EXTRACTED INFORMATION section start

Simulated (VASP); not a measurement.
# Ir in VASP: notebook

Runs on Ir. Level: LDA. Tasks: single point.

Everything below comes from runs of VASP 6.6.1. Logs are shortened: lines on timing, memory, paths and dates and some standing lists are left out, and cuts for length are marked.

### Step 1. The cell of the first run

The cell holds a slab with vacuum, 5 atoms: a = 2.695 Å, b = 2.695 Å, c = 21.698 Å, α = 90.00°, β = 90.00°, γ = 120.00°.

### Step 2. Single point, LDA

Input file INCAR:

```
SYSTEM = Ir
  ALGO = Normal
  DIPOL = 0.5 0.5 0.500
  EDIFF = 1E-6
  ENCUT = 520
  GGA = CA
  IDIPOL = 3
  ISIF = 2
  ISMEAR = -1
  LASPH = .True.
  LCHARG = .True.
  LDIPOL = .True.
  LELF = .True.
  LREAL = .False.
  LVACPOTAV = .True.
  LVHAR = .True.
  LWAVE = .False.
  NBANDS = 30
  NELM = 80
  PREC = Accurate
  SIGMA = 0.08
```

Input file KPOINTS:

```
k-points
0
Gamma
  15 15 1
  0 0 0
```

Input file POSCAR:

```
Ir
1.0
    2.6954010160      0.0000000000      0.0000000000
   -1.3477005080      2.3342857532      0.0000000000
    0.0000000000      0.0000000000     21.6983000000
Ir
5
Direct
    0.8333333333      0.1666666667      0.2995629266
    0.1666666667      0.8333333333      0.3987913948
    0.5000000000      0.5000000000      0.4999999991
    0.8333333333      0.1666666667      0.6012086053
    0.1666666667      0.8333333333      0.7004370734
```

EXTRACTED INFORMATION section end

> [ACTION ITEM]: Copy the entries word for word. Start at the first line and end with the line containing "### Step 1. The cell of the first run".

> [TASK ANSWER]:
Simulated (VASP); not a measurement.
# Ir in VASP: notebook

Runs on Ir. Level: LDA. Tasks: single point.

Everything below comes from runs of VASP 6.6.1. Logs are shortened: lines on timing, memory, paths and dates and some standing lists are left out, and cuts for length are marked.

### Step 1. The cell of the first run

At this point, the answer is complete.